* **WORK TASK**: Could you repeat all of the entries below, character for character?

* **DATA LISTING**:
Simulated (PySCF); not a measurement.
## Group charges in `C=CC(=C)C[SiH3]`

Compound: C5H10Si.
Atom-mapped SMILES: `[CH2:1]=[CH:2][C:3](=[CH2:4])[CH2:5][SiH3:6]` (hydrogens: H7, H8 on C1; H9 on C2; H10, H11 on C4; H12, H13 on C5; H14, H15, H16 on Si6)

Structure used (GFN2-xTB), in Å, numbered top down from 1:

* **YOUR SOLUTION**:
Simulated (PySCF); not a measurement.
## Group charges in `C=CC(=C)C[SiH3]`

Compound: C5H10Si.
Atom-mapped SMILES: `[CH2:1]=[CH:2][C:3](=[CH2:4])[CH2:5][SiH3:6]` (hydrogens: H7, H8 on C1; H9 on C2; H10, H11 on C4; H12, H13 on C5; H14, H15, H16 on Si6)

Structure used (GFN2-xTB), in Å, numbered top down from 1:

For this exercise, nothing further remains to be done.